- [WORK TASK]: All records after this line are to be returned verbatim.

- [DATA FOR ANALYSIS]:
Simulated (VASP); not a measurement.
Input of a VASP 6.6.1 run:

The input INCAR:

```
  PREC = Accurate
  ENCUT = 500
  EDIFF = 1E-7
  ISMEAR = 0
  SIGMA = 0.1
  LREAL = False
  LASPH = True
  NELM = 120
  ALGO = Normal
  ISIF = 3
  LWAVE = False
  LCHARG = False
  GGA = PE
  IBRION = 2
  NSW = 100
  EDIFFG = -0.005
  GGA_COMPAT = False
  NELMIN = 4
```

- [WORKED SOLUTION]:
Simulated (VASP); not a measurement.
Input of a VASP 6.6.1 run:

The input INCAR:

```
  PREC = Accurate
  ENCUT = 500
  EDIFF = 1E-7
  ISMEAR = 0
  SIGMA = 0.1
  LREAL = False
  LASPH = True
  NELM = 120
  ALGO = Normal
  ISIF = 3
  LWAVE = False
  LCHARG = False
  GGA = PE
  IBRION = 2
  NSW = 100
  EDIFFG = -0.005
  GGA_COMPAT = False
  NELMIN = 4
```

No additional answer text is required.